Source material -
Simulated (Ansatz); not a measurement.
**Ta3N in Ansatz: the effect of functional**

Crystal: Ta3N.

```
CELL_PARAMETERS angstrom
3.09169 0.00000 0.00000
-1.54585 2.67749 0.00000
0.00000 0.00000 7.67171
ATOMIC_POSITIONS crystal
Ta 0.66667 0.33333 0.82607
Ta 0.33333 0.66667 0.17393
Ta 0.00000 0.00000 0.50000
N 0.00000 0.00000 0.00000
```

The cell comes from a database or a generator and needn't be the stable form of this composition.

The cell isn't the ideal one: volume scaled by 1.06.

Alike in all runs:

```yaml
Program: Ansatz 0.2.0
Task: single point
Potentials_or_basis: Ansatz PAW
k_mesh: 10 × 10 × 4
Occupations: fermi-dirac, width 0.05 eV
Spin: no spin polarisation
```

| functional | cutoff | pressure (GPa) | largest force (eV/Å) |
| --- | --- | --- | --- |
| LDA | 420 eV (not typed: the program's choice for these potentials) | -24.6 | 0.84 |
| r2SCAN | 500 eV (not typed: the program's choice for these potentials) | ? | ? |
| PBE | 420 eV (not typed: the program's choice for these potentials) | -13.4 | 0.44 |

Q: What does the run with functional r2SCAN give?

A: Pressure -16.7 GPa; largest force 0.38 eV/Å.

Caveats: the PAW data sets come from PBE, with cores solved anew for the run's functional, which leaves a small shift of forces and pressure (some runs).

Task item - Quote every line of the records above, from the first down to the one holding "A: Pressure -16.7", exactly as written.

Written answer -
Simulated (Ansatz); not a measurement.
**Ta3N in Ansatz: the effect of functional**

Crystal: Ta3N.

```
CELL_PARAMETERS angstrom
3.09169 0.00000 0.00000
-1.54585 2.67749 0.00000
0.00000 0.00000 7.67171
ATOMIC_POSITIONS crystal
Ta 0.66667 0.33333 0.82607
Ta 0.33333 0.66667 0.17393
Ta 0.00000 0.00000 0.50000
N 0.00000 0.00000 0.00000
```

The cell comes from a database or a generator and needn't be the stable form of this composition.

The cell isn't the ideal one: volume scaled by 1.06.

Alike in all runs:

```yaml
Program: Ansatz 0.2.0
Task: single point
Potentials_or_basis: Ansatz PAW
k_mesh: 10 × 10 × 4
Occupations: fermi-dirac, width 0.05 eV
Spin: no spin polarisation
```

| functional | cutoff | pressure (GPa) | largest force (eV/Å) |
| --- | --- | --- | --- |
| LDA | 420 eV (not typed: the program's choice for these potentials) | -24.6 | 0.84 |
| r2SCAN | 500 eV (not typed: the program's choice for these potentials) | ? | ? |
| PBE | 420 eV (not typed: the program's choice for these potentials) | -13.4 | 0.44 |

Q: What does the run with functional r2SCAN give?

A: Pressure -16.7 GPa; largest force 0.38 eV/Å.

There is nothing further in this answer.